Search the listing below for the line containing "Starting geometry of". From there through the line containing "Question: Is this", transcribe every line exactly, both ends included.

BEGIN
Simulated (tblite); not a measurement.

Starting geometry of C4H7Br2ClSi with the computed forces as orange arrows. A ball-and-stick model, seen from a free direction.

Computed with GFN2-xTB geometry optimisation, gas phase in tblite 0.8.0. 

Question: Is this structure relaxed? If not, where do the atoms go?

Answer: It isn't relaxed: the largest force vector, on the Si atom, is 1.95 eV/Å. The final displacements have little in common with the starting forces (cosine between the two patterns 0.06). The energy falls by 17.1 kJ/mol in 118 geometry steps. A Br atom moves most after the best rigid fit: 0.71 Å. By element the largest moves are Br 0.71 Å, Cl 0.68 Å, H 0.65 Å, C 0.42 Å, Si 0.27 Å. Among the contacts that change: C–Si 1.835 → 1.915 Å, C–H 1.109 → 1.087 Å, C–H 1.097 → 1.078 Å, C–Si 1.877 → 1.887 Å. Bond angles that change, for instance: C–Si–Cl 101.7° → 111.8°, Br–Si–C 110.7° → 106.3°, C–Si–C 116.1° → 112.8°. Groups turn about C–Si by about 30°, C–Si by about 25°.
END

• _Task output_:
Starting geometry of C4H7Br2ClSi with the computed forces as orange arrows. A ball-and-stick model, seen from a free direction.

Computed with GFN2-xTB geometry optimisation, gas phase in tblite 0.8.0. 

Question: Is this structure relaxed? If not, where do the atoms go?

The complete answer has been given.